### Assigned task:
Look through the entries below and extract exactly the lines from the one containing "Wanted: a single-point" through the one containing "## Step 2: A", ends included.

== Extracted records ==

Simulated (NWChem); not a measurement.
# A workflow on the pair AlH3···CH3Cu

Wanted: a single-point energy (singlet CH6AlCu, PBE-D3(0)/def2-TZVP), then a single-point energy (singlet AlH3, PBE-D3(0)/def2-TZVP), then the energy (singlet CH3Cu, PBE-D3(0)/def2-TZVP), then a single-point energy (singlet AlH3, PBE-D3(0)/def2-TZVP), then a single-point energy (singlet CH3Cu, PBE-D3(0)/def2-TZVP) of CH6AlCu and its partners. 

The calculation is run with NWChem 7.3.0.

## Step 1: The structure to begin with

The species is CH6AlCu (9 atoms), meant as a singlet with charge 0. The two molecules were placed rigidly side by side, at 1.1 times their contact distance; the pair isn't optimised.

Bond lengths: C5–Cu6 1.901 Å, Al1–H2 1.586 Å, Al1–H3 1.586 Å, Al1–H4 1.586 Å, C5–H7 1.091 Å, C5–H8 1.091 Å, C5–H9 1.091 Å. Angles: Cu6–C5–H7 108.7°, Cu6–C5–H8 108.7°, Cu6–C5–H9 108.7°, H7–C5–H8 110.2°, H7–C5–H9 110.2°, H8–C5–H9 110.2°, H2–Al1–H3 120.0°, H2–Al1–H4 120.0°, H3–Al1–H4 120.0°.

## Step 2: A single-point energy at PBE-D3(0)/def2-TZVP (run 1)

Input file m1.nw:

===

### Answer space:
Wanted: a single-point energy (singlet CH6AlCu, PBE-D3(0)/def2-TZVP), then a single-point energy (singlet AlH3, PBE-D3(0)/def2-TZVP), then the energy (singlet CH3Cu, PBE-D3(0)/def2-TZVP), then a single-point energy (singlet AlH3, PBE-D3(0)/def2-TZVP), then a single-point energy (singlet CH3Cu, PBE-D3(0)/def2-TZVP) of CH6AlCu and its partners. 

The calculation is run with NWChem 7.3.0.

## Step 1: The structure to begin with

The species is CH6AlCu (9 atoms), meant as a singlet with charge 0. The two molecules were placed rigidly side by side, at 1.1 times their contact distance; the pair isn't optimised.

Bond lengths: C5–Cu6 1.901 Å, Al1–H2 1.586 Å, Al1–H3 1.586 Å, Al1–H4 1.586 Å, C5–H7 1.091 Å, C5–H8 1.091 Å, C5–H9 1.091 Å. Angles: Cu6–C5–H7 108.7°, Cu6–C5–H8 108.7°, Cu6–C5–H9 108.7°, H7–C5–H8 110.2°, H7–C5–H9 110.2°, H8–C5–H9 110.2°, H2–Al1–H3 120.0°, H2–Al1–H4 120.0°, H3–Al1–H4 120.0°.

## Step 2: A single-point energy at PBE-D3(0)/def2-TZVP (run 1)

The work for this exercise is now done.